◆ **WORK TASK**
Print out all the records, word for word.

◆ **MATERIAL PROVIDED**
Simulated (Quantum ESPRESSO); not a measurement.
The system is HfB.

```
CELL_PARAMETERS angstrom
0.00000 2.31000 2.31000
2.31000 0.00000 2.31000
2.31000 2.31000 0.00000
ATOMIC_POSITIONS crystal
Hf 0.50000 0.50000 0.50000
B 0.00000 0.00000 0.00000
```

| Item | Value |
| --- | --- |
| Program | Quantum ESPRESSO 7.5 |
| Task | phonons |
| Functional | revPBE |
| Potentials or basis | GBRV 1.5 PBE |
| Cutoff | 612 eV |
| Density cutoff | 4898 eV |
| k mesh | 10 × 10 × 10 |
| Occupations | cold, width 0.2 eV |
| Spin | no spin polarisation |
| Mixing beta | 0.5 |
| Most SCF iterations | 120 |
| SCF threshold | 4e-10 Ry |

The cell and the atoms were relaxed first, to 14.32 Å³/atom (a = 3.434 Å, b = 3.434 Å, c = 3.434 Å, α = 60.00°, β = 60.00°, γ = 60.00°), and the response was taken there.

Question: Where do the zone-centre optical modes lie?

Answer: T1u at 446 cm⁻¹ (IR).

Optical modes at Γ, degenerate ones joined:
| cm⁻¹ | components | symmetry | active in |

◆ **EXERCISE RESPONSE**
Simulated (Quantum ESPRESSO); not a measurement.
The system is HfB.

```
CELL_PARAMETERS angstrom
0.00000 2.31000 2.31000
2.31000 0.00000 2.31000
2.31000 2.31000 0.00000
ATOMIC_POSITIONS crystal
Hf 0.50000 0.50000 0.50000
B 0.00000 0.00000 0.00000
```

| Item | Value |
| --- | --- |
| Program | Quantum ESPRESSO 7.5 |
| Task | phonons |
| Functional | revPBE |
| Potentials or basis | GBRV 1.5 PBE |
| Cutoff | 612 eV |
| Density cutoff | 4898 eV |
| k mesh | 10 × 10 × 10 |
| Occupations | cold, width 0.2 eV |
| Spin | no spin polarisation |
| Mixing beta | 0.5 |
| Most SCF iterations | 120 |
| SCF threshold | 4e-10 Ry |

The cell and the atoms were relaxed first, to 14.32 Å³/atom (a = 3.434 Å, b = 3.434 Å, c = 3.434 Å, α = 60.00°, β = 60.00°, γ = 60.00°), and the response was taken there.

Question: Where do the zone-centre optical modes lie?

Answer: T1u at 446 cm⁻¹ (IR).

Optical modes at Γ, degenerate ones joined:
| cm⁻¹ | components | symmetry | active in |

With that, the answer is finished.